* **Action item**
Give the records again in full, exactly as written.

•••••

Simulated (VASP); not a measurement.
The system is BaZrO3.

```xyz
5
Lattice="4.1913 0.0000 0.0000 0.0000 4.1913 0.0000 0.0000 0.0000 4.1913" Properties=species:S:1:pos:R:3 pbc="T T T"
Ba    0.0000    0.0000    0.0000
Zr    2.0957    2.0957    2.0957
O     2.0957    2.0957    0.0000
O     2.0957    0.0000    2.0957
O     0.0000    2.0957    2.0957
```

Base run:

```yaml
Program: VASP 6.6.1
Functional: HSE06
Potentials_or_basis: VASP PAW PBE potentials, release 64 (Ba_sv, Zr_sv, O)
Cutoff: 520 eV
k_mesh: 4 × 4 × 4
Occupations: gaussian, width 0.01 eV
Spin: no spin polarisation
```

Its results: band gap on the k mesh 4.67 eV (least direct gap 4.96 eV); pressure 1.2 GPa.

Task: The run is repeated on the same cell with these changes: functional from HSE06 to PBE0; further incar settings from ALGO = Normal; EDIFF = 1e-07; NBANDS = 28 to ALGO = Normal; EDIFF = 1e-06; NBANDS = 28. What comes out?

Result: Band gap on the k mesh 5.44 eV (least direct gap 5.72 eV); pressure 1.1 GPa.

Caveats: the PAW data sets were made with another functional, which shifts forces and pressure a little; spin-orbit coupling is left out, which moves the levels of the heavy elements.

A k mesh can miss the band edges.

•••••

* **Written reply**
Simulated (VASP); not a measurement.
The system is BaZrO3.

```xyz
5
Lattice="4.1913 0.0000 0.0000 0.0000 4.1913 0.0000 0.0000 0.0000 4.1913" Properties=species:S:1:pos:R:3 pbc="T T T"
Ba    0.0000    0.0000    0.0000
Zr    2.0957    2.0957    2.0957
O     2.0957    2.0957    0.0000
O     2.0957    0.0000    2.0957
O     0.0000    2.0957    2.0957
```

Base run:

```yaml
Program: VASP 6.6.1
Functional: HSE06
Potentials_or_basis: VASP PAW PBE potentials, release 64 (Ba_sv, Zr_sv, O)
Cutoff: 520 eV
k_mesh: 4 × 4 × 4
Occupations: gaussian, width 0.01 eV
Spin: no spin polarisation
```

Its results: band gap on the k mesh 4.67 eV (least direct gap 4.96 eV); pressure 1.2 GPa.

Task: The run is repeated on the same cell with these changes: functional from HSE06 to PBE0; further incar settings from ALGO = Normal; EDIFF = 1e-07; NBANDS = 28 to ALGO = Normal; EDIFF = 1e-06; NBANDS = 28. What comes out?

Result: Band gap on the k mesh 5.44 eV (least direct gap 5.72 eV); pressure 1.1 GPa.

Caveats: the PAW data sets were made with another functional, which shifts forces and pressure a little; spin-orbit coupling is left out, which moves the levels of the heavy elements.

A k mesh can miss the band edges.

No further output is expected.